Supplied entries:
▶

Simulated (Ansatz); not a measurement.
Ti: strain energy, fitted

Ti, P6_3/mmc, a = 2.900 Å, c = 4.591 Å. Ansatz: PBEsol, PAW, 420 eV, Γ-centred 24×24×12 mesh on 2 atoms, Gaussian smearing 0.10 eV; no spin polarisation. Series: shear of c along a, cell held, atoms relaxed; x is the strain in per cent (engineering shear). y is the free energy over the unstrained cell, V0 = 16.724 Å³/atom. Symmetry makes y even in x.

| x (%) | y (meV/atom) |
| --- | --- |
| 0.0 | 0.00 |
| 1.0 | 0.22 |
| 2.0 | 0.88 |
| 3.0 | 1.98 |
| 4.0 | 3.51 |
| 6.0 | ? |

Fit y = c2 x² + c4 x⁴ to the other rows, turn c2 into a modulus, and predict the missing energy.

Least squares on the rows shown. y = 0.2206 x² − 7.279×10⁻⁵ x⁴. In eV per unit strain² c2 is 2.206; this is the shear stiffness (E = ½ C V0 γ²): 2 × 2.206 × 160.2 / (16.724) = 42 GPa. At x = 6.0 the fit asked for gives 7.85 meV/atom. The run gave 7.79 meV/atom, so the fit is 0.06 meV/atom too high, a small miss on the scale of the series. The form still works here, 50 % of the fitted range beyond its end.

◀

Assignment:
Write each entry out again. Do not change a word.

Written answer:
Simulated (Ansatz); not a measurement.
Ti: strain energy, fitted

Ti, P6_3/mmc, a = 2.900 Å, c = 4.591 Å. Ansatz: PBEsol, PAW, 420 eV, Γ-centred 24×24×12 mesh on 2 atoms, Gaussian smearing 0.10 eV; no spin polarisation. Series: shear of c along a, cell held, atoms relaxed; x is the strain in per cent (engineering shear). y is the free energy over the unstrained cell, V0 = 16.724 Å³/atom. Symmetry makes y even in x.

| x (%) | y (meV/atom) |
| --- | --- |
| 0.0 | 0.00 |
| 1.0 | 0.22 |
| 2.0 | 0.88 |
| 3.0 | 1.98 |
| 4.0 | 3.51 |
| 6.0 | ? |

Fit y = c2 x² + c4 x⁴ to the other rows, turn c2 into a modulus, and predict the missing energy.

Least squares on the rows shown. y = 0.2206 x² − 7.279×10⁻⁵ x⁴. In eV per unit strain² c2 is 2.206; this is the shear stiffness (E = ½ C V0 γ²): 2 × 2.206 × 160.2 / (16.724) = 42 GPa. At x = 6.0 the fit asked for gives 7.85 meV/atom. The run gave 7.79 meV/atom, so the fit is 0.06 meV/atom too high, a small miss on the scale of the series. The form still works here, 50 % of the fitted range beyond its end.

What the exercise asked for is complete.